Write out the whole listing again so that each line matches the original.

··· Data section ···

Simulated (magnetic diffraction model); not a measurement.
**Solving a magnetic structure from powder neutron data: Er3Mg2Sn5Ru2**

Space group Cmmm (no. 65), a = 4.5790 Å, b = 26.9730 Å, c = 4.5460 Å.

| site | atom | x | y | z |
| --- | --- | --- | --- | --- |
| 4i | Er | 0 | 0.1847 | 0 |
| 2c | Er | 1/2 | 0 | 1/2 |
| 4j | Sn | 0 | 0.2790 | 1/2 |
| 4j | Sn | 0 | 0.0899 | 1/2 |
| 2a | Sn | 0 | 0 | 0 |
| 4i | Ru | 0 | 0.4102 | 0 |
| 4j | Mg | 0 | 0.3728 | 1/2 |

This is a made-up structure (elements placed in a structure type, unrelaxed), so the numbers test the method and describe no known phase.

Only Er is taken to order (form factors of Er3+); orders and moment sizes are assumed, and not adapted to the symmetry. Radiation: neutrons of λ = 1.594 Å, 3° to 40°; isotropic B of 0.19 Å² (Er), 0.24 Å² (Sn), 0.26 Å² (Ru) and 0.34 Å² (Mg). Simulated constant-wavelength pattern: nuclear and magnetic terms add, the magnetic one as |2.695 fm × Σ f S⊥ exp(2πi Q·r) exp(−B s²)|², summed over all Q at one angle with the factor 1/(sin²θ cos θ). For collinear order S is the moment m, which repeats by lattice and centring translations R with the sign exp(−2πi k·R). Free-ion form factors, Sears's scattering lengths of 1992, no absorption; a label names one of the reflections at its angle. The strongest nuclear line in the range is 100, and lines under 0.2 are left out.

···

### [Answer box]
Simulated (magnetic diffraction model); not a measurement.
**Solving a magnetic structure from powder neutron data: Er3Mg2Sn5Ru2**

Space group Cmmm (no. 65), a = 4.5790 Å, b = 26.9730 Å, c = 4.5460 Å.

| site | atom | x | y | z |
| --- | --- | --- | --- | --- |
| 4i | Er | 0 | 0.1847 | 0 |
| 2c | Er | 1/2 | 0 | 1/2 |
| 4j | Sn | 0 | 0.2790 | 1/2 |
| 4j | Sn | 0 | 0.0899 | 1/2 |
| 2a | Sn | 0 | 0 | 0 |
| 4i | Ru | 0 | 0.4102 | 0 |
| 4j | Mg | 0 | 0.3728 | 1/2 |

This is a made-up structure (elements placed in a structure type, unrelaxed), so the numbers test the method and describe no known phase.

Only Er is taken to order (form factors of Er3+); orders and moment sizes are assumed, and not adapted to the symmetry. Radiation: neutrons of λ = 1.594 Å, 3° to 40°; isotropic B of 0.19 Å² (Er), 0.24 Å² (Sn), 0.26 Å² (Ru) and 0.34 Å² (Mg). Simulated constant-wavelength pattern: nuclear and magnetic terms add, the magnetic one as |2.695 fm × Σ f S⊥ exp(2πi Q·r) exp(−B s²)|², summed over all Q at one angle with the factor 1/(sin²θ cos θ). For collinear order S is the moment m, which repeats by lattice and centring translations R with the sign exp(−2πi k·R). Free-ion form factors, Sears's scattering lengths of 1992, no absorption; a label names one of the reflections at its angle. The strongest nuclear line in the range is 100, and lines under 0.2 are left out.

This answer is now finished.